**ASSIGNMENT:** Copy out exactly the lines below that run from the one holding "Input of a VASP" to the one holding "(1) 1.32 eV, indirect", keeping both of those lines and no others.

#####

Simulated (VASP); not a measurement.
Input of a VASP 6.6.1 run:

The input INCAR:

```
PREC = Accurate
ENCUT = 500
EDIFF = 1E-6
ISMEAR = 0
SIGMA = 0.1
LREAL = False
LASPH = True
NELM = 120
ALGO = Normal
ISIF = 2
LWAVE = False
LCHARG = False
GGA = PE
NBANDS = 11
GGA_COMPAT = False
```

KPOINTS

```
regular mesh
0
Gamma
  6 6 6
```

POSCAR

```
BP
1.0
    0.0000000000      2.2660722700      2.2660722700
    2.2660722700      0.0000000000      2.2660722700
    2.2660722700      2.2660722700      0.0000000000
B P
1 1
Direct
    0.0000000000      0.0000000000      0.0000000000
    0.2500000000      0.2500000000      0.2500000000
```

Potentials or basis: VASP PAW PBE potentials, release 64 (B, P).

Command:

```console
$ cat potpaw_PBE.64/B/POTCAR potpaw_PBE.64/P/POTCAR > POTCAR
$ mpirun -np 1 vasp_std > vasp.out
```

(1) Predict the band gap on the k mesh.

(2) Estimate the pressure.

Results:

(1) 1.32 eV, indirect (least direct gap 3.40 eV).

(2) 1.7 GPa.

#####

**RESPONSE:**
Input of a VASP 6.6.1 run:

The input INCAR:

```
PREC = Accurate
ENCUT = 500
EDIFF = 1E-6
ISMEAR = 0
SIGMA = 0.1
LREAL = False
LASPH = True
NELM = 120
ALGO = Normal
ISIF = 2
LWAVE = False
LCHARG = False
GGA = PE
NBANDS = 11
GGA_COMPAT = False
```

KPOINTS

```
regular mesh
0
Gamma
  6 6 6
```

POSCAR

```
BP
1.0
    0.0000000000      2.2660722700      2.2660722700
    2.2660722700      0.0000000000      2.2660722700
    2.2660722700      2.2660722700      0.0000000000
B P
1 1
Direct
    0.0000000000      0.0000000000      0.0000000000
    0.2500000000      0.2500000000      0.2500000000
```

Potentials or basis: VASP PAW PBE potentials, release 64 (B, P).

Command:

```console
$ cat potpaw_PBE.64/B/POTCAR potpaw_PBE.64/P/POTCAR > POTCAR
$ mpirun -np 1 vasp_std > vasp.out
```

(1) Predict the band gap on the k mesh.

(2) Estimate the pressure.

Results:

(1) 1.32 eV, indirect (least direct gap 3.40 eV).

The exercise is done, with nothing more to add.